RAW DATA:
****

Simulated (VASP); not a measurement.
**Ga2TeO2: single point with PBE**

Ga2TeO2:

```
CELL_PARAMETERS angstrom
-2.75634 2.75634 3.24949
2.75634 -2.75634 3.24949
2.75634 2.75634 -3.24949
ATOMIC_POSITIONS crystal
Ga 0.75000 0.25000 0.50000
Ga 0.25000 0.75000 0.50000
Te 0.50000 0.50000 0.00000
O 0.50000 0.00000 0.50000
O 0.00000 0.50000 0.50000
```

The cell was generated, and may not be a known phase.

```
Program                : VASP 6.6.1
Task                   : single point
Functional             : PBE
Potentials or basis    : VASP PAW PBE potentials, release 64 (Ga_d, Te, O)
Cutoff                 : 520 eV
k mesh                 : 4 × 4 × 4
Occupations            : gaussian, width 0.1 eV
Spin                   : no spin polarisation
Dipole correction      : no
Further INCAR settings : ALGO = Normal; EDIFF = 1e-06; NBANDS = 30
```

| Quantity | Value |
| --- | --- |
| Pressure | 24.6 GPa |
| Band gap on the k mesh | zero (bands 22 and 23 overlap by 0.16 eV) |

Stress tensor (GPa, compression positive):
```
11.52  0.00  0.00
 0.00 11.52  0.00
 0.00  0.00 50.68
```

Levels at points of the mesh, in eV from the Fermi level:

****

EXERCISE:
Set down each entry from above once more, exactly as written.

ANSWER BOX:
Simulated (VASP); not a measurement.
**Ga2TeO2: single point with PBE**

Ga2TeO2:

```
CELL_PARAMETERS angstrom
-2.75634 2.75634 3.24949
2.75634 -2.75634 3.24949
2.75634 2.75634 -3.24949
ATOMIC_POSITIONS crystal
Ga 0.75000 0.25000 0.50000
Ga 0.25000 0.75000 0.50000
Te 0.50000 0.50000 0.00000
O 0.50000 0.00000 0.50000
O 0.00000 0.50000 0.50000
```

The cell was generated, and may not be a known phase.

```
Program                : VASP 6.6.1
Task                   : single point
Functional             : PBE
Potentials or basis    : VASP PAW PBE potentials, release 64 (Ga_d, Te, O)
Cutoff                 : 520 eV
k mesh                 : 4 × 4 × 4
Occupations            : gaussian, width 0.1 eV
Spin                   : no spin polarisation
Dipole correction      : no
Further INCAR settings : ALGO = Normal; EDIFF = 1e-06; NBANDS = 30
```

| Quantity | Value |
| --- | --- |
| Pressure | 24.6 GPa |
| Band gap on the k mesh | zero (bands 22 and 23 overlap by 0.16 eV) |

Stress tensor (GPa, compression positive):
```
11.52  0.00  0.00
 0.00 11.52  0.00
 0.00  0.00 50.68
```

Levels at points of the mesh, in eV from the Fermi level:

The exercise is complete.